*WORK TASK*:
Everything from the first line of the records below through the line containing "C. energy at HF/def2-SV(P)" is to be retyped exactly; leave out the rest.

--- EXCERPTED RECORDS Enclosed Below ---

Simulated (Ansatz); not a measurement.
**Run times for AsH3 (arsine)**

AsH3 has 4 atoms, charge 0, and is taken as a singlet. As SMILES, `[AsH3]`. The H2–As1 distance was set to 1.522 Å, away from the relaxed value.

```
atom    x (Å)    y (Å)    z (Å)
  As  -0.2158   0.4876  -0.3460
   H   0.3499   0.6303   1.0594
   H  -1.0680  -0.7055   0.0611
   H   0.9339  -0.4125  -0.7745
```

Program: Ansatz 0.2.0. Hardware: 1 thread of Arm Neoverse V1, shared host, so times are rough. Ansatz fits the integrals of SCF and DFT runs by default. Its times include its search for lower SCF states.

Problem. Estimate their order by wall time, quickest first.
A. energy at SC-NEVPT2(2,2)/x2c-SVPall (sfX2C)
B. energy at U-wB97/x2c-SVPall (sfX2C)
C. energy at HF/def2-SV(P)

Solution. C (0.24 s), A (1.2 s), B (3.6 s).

--- End of Enclosed EXCERPTED RECORDS ---

*YOUR SOLUTION*:
Simulated (Ansatz); not a measurement.
**Run times for AsH3 (arsine)**

AsH3 has 4 atoms, charge 0, and is taken as a singlet. As SMILES, `[AsH3]`. The H2–As1 distance was set to 1.522 Å, away from the relaxed value.

```
atom    x (Å)    y (Å)    z (Å)
  As  -0.2158   0.4876  -0.3460
   H   0.3499   0.6303   1.0594
   H  -1.0680  -0.7055   0.0611
   H   0.9339  -0.4125  -0.7745
```

Program: Ansatz 0.2.0. Hardware: 1 thread of Arm Neoverse V1, shared host, so times are rough. Ansatz fits the integrals of SCF and DFT runs by default. Its times include its search for lower SCF states.

Problem. Estimate their order by wall time, quickest first.
A. energy at SC-NEVPT2(2,2)/x2c-SVPall (sfX2C)
B. energy at U-wB97/x2c-SVPall (sfX2C)
C. energy at HF/def2-SV(P)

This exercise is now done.